REQUIRED ACTION:
Please return the listing exactly, line for line.

SOURCE INFORMATION:
####################

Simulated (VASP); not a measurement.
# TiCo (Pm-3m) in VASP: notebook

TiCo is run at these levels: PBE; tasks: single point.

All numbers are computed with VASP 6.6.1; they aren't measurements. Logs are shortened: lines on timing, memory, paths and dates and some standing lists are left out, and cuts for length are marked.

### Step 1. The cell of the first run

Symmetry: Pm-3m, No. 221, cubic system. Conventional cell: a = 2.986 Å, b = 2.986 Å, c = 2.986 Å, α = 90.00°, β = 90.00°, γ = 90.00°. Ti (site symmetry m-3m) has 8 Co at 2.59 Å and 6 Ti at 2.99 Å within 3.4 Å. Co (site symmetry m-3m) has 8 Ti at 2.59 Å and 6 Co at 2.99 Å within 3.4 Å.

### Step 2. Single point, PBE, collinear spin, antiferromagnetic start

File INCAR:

####################

EXERCISE OUTPUT:
Simulated (VASP); not a measurement.
# TiCo (Pm-3m) in VASP: notebook

TiCo is run at these levels: PBE; tasks: single point.

All numbers are computed with VASP 6.6.1; they aren't measurements. Logs are shortened: lines on timing, memory, paths and dates and some standing lists are left out, and cuts for length are marked.

### Step 1. The cell of the first run

Symmetry: Pm-3m, No. 221, cubic system. Conventional cell: a = 2.986 Å, b = 2.986 Å, c = 2.986 Å, α = 90.00°, β = 90.00°, γ = 90.00°. Ti (site symmetry m-3m) has 8 Co at 2.59 Å and 6 Ti at 2.99 Å within 3.4 Å. Co (site symmetry m-3m) has 8 Ti at 2.59 Å and 6 Co at 2.99 Å within 3.4 Å.

### Step 2. Single point, PBE, collinear spin, antiferromagnetic start

File INCAR:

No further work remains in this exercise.